## REQUIRED ACTION
Are you able to quote each entry exactly as written?

## SUPPLIED RECORDS
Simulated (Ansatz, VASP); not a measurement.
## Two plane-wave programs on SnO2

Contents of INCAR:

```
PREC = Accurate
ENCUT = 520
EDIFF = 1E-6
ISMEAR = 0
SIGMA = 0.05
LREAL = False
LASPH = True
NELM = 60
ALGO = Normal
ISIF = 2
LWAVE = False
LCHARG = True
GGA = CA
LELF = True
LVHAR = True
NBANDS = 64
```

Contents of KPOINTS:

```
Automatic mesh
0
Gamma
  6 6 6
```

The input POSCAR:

## WRITTEN SOLUTION
Simulated (Ansatz, VASP); not a measurement.
## Two plane-wave programs on SnO2

Contents of INCAR:

```
PREC = Accurate
ENCUT = 520
EDIFF = 1E-6
ISMEAR = 0
SIGMA = 0.05
LREAL = False
LASPH = True
NELM = 60
ALGO = Normal
ISIF = 2
LWAVE = False
LCHARG = True
GGA = CA
LELF = True
LVHAR = True
NBANDS = 64
```

Contents of KPOINTS:

```
Automatic mesh
0
Gamma
  6 6 6
```

The input POSCAR:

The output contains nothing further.